■ ■ ■

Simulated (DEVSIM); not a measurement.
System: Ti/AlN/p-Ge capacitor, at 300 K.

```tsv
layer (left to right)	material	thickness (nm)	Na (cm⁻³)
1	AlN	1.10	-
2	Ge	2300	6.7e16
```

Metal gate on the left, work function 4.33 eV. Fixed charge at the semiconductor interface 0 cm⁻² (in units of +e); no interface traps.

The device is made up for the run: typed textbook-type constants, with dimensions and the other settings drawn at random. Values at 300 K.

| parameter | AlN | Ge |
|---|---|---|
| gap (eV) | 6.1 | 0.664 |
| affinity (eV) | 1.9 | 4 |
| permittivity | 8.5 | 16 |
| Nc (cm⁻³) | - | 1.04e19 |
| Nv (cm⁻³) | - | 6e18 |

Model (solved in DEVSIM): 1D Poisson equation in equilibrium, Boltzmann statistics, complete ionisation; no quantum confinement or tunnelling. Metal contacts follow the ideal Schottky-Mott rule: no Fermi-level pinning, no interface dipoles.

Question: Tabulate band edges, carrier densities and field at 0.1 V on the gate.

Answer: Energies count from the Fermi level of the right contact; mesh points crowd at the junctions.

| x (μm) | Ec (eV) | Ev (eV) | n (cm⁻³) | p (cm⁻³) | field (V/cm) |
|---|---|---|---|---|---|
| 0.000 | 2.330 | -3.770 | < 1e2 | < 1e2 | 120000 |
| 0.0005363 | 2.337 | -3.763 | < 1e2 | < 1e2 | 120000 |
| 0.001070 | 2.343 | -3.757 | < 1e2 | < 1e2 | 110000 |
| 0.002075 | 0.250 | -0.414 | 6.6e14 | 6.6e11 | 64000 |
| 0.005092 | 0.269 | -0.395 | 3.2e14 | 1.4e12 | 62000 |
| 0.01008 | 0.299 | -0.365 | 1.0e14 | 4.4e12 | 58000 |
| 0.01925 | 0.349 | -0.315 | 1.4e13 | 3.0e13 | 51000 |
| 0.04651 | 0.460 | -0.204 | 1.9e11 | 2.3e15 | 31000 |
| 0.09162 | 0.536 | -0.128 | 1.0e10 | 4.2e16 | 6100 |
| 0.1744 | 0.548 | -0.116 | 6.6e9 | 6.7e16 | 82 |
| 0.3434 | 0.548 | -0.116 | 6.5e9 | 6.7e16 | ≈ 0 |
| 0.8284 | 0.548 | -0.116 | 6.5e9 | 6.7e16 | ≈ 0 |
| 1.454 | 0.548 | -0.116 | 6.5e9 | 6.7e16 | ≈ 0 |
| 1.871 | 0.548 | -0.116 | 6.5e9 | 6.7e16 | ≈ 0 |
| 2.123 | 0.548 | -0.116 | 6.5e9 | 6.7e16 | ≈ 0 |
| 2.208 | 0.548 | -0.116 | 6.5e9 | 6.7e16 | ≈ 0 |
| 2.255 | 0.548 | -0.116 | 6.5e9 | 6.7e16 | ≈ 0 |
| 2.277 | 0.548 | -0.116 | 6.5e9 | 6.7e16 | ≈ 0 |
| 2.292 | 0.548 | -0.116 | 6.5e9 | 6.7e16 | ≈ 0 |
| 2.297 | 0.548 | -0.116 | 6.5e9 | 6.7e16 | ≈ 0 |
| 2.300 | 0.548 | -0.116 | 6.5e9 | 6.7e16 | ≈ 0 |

■ ■ ■

TASK ITEM
Repeat the entries above exactly, beginning at their first line and ending with the line that contains "2.3e15 | 31000 |", with nothing added.

TASK RESULT
Simulated (DEVSIM); not a measurement.
System: Ti/AlN/p-Ge capacitor, at 300 K.

```tsv
layer (left to right)	material	thickness (nm)	Na (cm⁻³)
1	AlN	1.10	-
2	Ge	2300	6.7e16
```

Metal gate on the left, work function 4.33 eV. Fixed charge at the semiconductor interface 0 cm⁻² (in units of +e); no interface traps.

The device is made up for the run: typed textbook-type constants, with dimensions and the other settings drawn at random. Values at 300 K.

| parameter | AlN | Ge |
|---|---|---|
| gap (eV) | 6.1 | 0.664 |
| affinity (eV) | 1.9 | 4 |
| permittivity | 8.5 | 16 |
| Nc (cm⁻³) | - | 1.04e19 |
| Nv (cm⁻³) | - | 6e18 |

Model (solved in DEVSIM): 1D Poisson equation in equilibrium, Boltzmann statistics, complete ionisation; no quantum confinement or tunnelling. Metal contacts follow the ideal Schottky-Mott rule: no Fermi-level pinning, no interface dipoles.

Question: Tabulate band edges, carrier densities and field at 0.1 V on the gate.

Answer: Energies count from the Fermi level of the right contact; mesh points crowd at the junctions.

| x (μm) | Ec (eV) | Ev (eV) | n (cm⁻³) | p (cm⁻³) | field (V/cm) |
|---|---|---|---|---|---|
| 0.000 | 2.330 | -3.770 | < 1e2 | < 1e2 | 120000 |
| 0.0005363 | 2.337 | -3.763 | < 1e2 | < 1e2 | 120000 |
| 0.001070 | 2.343 | -3.757 | < 1e2 | < 1e2 | 110000 |
| 0.002075 | 0.250 | -0.414 | 6.6e14 | 6.6e11 | 64000 |
| 0.005092 | 0.269 | -0.395 | 3.2e14 | 1.4e12 | 62000 |
| 0.01008 | 0.299 | -0.365 | 1.0e14 | 4.4e12 | 58000 |
| 0.01925 | 0.349 | -0.315 | 1.4e13 | 3.0e13 | 51000 |
| 0.04651 | 0.460 | -0.204 | 1.9e11 | 2.3e15 | 31000 |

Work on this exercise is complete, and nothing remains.